* WORK REQUEST: Could you reproduce all of these records exactly?

* DATASET ENTRIES:
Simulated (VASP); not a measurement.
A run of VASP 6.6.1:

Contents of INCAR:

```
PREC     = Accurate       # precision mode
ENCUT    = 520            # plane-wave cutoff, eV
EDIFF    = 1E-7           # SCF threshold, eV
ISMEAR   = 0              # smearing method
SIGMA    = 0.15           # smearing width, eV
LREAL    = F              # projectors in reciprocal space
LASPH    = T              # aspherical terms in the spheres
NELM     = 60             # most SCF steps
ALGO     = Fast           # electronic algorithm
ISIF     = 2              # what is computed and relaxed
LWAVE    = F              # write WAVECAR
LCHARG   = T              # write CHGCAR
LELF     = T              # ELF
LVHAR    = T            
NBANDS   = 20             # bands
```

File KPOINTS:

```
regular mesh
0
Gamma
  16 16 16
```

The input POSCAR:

* EXPECTED ANSWER:
Simulated (VASP); not a measurement.
A run of VASP 6.6.1:

Contents of INCAR:

```
PREC     = Accurate       # precision mode
ENCUT    = 520            # plane-wave cutoff, eV
EDIFF    = 1E-7           # SCF threshold, eV
ISMEAR   = 0              # smearing method
SIGMA    = 0.15           # smearing width, eV
LREAL    = F              # projectors in reciprocal space
LASPH    = T              # aspherical terms in the spheres
NELM     = 60             # most SCF steps
ALGO     = Fast           # electronic algorithm
ISIF     = 2              # what is computed and relaxed
LWAVE    = F              # write WAVECAR
LCHARG   = T              # write CHGCAR
LELF     = T              # ELF
LVHAR    = T            
NBANDS   = 20             # bands
```

File KPOINTS:

```
regular mesh
0
Gamma
  16 16 16
```

The input POSCAR:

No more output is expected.